▶ _Assigned task_: For this exercise, repeat the records below exactly as written.

========================================================================

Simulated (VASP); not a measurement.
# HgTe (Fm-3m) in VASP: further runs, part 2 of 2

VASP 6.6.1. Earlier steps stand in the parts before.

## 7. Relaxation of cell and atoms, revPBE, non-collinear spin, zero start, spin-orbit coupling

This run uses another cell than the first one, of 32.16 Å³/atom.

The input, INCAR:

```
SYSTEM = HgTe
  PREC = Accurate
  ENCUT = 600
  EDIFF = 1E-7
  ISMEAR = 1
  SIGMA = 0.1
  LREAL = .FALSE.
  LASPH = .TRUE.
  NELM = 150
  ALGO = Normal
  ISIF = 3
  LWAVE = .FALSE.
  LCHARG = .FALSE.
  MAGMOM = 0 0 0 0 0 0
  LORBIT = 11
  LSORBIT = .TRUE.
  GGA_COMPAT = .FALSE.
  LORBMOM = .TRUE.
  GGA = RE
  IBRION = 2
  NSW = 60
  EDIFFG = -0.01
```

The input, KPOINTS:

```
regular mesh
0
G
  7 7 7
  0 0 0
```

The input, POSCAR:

========================================================================

▶ _Your response_:
Simulated (VASP); not a measurement.
# HgTe (Fm-3m) in VASP: further runs, part 2 of 2

VASP 6.6.1. Earlier steps stand in the parts before.

## 7. Relaxation of cell and atoms, revPBE, non-collinear spin, zero start, spin-orbit coupling

This run uses another cell than the first one, of 32.16 Å³/atom.

The input, INCAR:

```
SYSTEM = HgTe
  PREC = Accurate
  ENCUT = 600
  EDIFF = 1E-7
  ISMEAR = 1
  SIGMA = 0.1
  LREAL = .FALSE.
  LASPH = .TRUE.
  NELM = 150
  ALGO = Normal
  ISIF = 3
  LWAVE = .FALSE.
  LCHARG = .FALSE.
  MAGMOM = 0 0 0 0 0 0
  LORBIT = 11
  LSORBIT = .TRUE.
  GGA_COMPAT = .FALSE.
  LORBMOM = .TRUE.
  GGA = RE
  IBRION = 2
  NSW = 60
  EDIFFG = -0.01
```

The input, KPOINTS:

```
regular mesh
0
G
  7 7 7
  0 0 0
```

The input, POSCAR:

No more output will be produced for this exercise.